- **WORK TASK**
Each line below from the one containing "B. POTCAR lists" through the one containing "Result: D, ICHARG" is to be given again exactly, and no line outside that span.

== Segment start ==

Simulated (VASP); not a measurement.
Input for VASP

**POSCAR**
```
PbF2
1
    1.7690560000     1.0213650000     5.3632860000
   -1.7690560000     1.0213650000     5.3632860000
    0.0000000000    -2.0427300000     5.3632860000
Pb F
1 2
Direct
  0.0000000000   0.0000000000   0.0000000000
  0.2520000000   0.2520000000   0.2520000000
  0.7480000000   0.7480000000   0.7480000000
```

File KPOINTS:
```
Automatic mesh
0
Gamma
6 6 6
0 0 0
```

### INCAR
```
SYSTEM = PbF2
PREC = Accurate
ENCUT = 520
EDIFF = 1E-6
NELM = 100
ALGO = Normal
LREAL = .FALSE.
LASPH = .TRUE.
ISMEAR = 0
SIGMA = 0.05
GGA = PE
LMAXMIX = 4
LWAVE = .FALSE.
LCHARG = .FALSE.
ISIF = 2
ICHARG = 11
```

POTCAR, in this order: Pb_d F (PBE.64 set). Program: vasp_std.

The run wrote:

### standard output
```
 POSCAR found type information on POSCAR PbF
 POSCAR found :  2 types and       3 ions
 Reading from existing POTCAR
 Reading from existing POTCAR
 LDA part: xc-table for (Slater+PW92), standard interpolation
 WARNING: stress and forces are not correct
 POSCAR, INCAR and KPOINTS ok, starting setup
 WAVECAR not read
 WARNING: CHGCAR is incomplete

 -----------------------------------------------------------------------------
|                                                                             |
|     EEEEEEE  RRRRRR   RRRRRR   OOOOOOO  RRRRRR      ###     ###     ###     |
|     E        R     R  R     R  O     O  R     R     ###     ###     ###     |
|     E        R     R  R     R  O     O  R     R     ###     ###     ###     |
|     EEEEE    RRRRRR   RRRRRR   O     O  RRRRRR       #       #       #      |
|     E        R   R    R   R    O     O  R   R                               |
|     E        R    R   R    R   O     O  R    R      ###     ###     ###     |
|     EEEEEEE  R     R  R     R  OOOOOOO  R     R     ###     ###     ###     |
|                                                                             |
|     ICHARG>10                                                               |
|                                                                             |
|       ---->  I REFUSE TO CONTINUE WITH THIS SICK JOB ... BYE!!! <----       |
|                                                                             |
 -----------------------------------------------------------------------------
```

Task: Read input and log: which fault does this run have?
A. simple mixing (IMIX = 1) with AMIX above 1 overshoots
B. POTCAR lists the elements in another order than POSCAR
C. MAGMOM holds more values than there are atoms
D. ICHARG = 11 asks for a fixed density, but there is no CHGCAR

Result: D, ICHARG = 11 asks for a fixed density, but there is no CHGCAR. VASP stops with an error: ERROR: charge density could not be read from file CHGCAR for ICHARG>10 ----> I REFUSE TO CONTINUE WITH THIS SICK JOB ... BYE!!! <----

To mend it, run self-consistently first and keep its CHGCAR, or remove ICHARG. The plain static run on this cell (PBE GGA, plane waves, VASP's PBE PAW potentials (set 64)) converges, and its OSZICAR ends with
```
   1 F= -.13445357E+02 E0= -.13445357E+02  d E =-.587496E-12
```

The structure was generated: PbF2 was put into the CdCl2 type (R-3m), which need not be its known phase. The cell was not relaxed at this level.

== Segment end ==

- **EXPECTED ANSWER**
B. POTCAR lists the elements in another order than POSCAR
C. MAGMOM holds more values than there are atoms
D. ICHARG = 11 asks for a fixed density, but there is no CHGCAR

Result: D, ICHARG = 11 asks for a fixed density, but there is no CHGCAR. VASP stops with an error: ERROR: charge density could not be read from file CHGCAR for ICHARG>10 ----> I REFUSE TO CONTINUE WITH THIS SICK JOB ... BYE!!! <----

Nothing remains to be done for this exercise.